** Provided information follows **
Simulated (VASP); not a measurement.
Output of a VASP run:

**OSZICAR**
** End of Provided information **

The answer must be the data above, repeated exactly as it stands.

Simulated (VASP); not a measurement.
Output of a VASP run:

**OSZICAR**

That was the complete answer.